• **Brief**:
When the line containing "Wanted: a converged" is reached, include it and end there; set down verbatim every line before it, starting at the top of the records.

• **Supplied entries**:
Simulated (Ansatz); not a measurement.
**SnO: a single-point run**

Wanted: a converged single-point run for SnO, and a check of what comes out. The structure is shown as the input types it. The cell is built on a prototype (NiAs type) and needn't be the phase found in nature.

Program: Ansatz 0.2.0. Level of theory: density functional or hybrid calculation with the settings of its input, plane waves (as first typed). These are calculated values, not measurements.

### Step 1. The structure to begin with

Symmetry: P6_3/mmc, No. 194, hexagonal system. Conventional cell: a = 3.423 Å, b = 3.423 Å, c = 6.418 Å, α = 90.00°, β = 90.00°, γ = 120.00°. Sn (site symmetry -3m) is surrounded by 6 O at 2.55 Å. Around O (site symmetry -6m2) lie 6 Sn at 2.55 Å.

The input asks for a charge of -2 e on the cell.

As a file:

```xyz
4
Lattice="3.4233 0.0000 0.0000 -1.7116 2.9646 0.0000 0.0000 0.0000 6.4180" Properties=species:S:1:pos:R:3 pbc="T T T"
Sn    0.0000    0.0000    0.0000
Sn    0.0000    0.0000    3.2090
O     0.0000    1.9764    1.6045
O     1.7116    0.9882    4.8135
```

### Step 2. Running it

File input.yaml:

• **Your solution**:
Simulated (Ansatz); not a measurement.
**SnO: a single-point run**

Wanted: a converged single-point run for SnO, and a check of what comes out. The structure is shown as the input types it. The cell is built on a prototype (NiAs type) and needn't be the phase found in nature.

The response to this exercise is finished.